——————————

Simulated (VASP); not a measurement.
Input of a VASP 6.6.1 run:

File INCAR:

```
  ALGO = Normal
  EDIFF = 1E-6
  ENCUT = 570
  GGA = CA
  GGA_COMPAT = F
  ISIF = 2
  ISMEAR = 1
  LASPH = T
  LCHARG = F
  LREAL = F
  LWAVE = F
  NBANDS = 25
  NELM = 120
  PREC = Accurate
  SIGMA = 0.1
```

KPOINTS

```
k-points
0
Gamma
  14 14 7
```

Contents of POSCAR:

——————————

## WORK ORDER
Nothing but an exact copy of the records belongs in the answer.

## TASK SOLUTION
Simulated (VASP); not a measurement.
Input of a VASP 6.6.1 run:

File INCAR:

```
  ALGO = Normal
  EDIFF = 1E-6
  ENCUT = 570
  GGA = CA
  GGA_COMPAT = F
  ISIF = 2
  ISMEAR = 1
  LASPH = T
  LCHARG = F
  LREAL = F
  LWAVE = F
  NBANDS = 25
  NELM = 120
  PREC = Accurate
  SIGMA = 0.1
```

KPOINTS

```
k-points
0
Gamma
  14 14 7
```

Contents of POSCAR:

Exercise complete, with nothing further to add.